→ **Data for review**
=====

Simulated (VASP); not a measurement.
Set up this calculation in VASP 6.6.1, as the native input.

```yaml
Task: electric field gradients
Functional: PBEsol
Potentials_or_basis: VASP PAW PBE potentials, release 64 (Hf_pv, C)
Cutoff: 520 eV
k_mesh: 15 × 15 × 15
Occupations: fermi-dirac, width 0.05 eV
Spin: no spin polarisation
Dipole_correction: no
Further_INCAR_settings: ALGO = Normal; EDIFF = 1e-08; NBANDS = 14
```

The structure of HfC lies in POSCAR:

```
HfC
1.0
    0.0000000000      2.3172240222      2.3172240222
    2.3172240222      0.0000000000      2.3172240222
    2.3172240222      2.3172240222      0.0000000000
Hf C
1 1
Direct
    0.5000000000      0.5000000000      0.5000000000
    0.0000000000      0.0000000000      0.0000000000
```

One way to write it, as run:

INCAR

=====

→ **Work instruction**
Every record above needs to be copied exactly.

→ **Answer box**
Simulated (VASP); not a measurement.
Set up this calculation in VASP 6.6.1, as the native input.

```yaml
Task: electric field gradients
Functional: PBEsol
Potentials_or_basis: VASP PAW PBE potentials, release 64 (Hf_pv, C)
Cutoff: 520 eV
k_mesh: 15 × 15 × 15
Occupations: fermi-dirac, width 0.05 eV
Spin: no spin polarisation
Dipole_correction: no
Further_INCAR_settings: ALGO = Normal; EDIFF = 1e-08; NBANDS = 14
```

The structure of HfC lies in POSCAR:

```
HfC
1.0
    0.0000000000      2.3172240222      2.3172240222
    2.3172240222      0.0000000000      2.3172240222
    2.3172240222      2.3172240222      0.0000000000
Hf C
1 1
Direct
    0.5000000000      0.5000000000      0.5000000000
    0.0000000000      0.0000000000      0.0000000000
```

One way to write it, as run:

INCAR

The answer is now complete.